(ACTIVITY) With no additions or omissions, print the listing that follows.

[INPUT DATA — start]

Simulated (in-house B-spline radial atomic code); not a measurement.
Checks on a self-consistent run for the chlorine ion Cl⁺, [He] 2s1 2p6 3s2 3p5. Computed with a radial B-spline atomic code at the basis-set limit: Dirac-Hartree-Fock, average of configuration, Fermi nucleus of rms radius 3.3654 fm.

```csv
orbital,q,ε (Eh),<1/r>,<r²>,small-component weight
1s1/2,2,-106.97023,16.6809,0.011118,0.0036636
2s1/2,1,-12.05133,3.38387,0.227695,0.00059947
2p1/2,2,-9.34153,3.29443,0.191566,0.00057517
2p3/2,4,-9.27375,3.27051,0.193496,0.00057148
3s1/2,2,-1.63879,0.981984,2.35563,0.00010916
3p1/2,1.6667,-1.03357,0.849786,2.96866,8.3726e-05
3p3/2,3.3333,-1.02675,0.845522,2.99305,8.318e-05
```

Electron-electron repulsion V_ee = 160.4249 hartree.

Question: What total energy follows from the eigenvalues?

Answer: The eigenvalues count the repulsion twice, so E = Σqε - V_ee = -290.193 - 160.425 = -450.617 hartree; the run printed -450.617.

[INPUT DATA — finish]

(EXERCISE RESPONSE)
Simulated (in-house B-spline radial atomic code); not a measurement.
Checks on a self-consistent run for the chlorine ion Cl⁺, [He] 2s1 2p6 3s2 3p5. Computed with a radial B-spline atomic code at the basis-set limit: Dirac-Hartree-Fock, average of configuration, Fermi nucleus of rms radius 3.3654 fm.

```csv
orbital,q,ε (Eh),<1/r>,<r²>,small-component weight
1s1/2,2,-106.97023,16.6809,0.011118,0.0036636
2s1/2,1,-12.05133,3.38387,0.227695,0.00059947
2p1/2,2,-9.34153,3.29443,0.191566,0.00057517
2p3/2,4,-9.27375,3.27051,0.193496,0.00057148
3s1/2,2,-1.63879,0.981984,2.35563,0.00010916
3p1/2,1.6667,-1.03357,0.849786,2.96866,8.3726e-05
3p3/2,3.3333,-1.02675,0.845522,2.99305,8.318e-05
```

Electron-electron repulsion V_ee = 160.4249 hartree.

Question: What total energy follows from the eigenvalues?

Answer: The eigenvalues count the repulsion twice, so E = Σqε - V_ee = -290.193 - 160.425 = -450.617 hartree; the run printed -450.617.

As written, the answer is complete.